------------------------

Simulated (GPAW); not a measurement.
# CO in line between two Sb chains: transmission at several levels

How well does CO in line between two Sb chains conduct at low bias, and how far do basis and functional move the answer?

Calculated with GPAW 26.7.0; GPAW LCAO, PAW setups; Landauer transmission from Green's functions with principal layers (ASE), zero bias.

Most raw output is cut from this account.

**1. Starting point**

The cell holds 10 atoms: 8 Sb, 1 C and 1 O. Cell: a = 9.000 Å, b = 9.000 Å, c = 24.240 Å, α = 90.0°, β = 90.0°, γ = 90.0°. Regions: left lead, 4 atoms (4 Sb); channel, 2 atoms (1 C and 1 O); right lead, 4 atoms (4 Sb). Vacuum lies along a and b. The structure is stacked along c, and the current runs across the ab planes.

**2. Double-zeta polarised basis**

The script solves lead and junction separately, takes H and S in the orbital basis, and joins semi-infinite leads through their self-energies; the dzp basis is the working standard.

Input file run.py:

------------------------

◆ EXERCISE
Only an exact copy of the listing above, from its first line up to and including the line with "How well does", counts as the answer.

◆ YOUR SOLUTION
Simulated (GPAW); not a measurement.
# CO in line between two Sb chains: transmission at several levels

How well does CO in line between two Sb chains conduct at low bias, and how far do basis and functional move the answer?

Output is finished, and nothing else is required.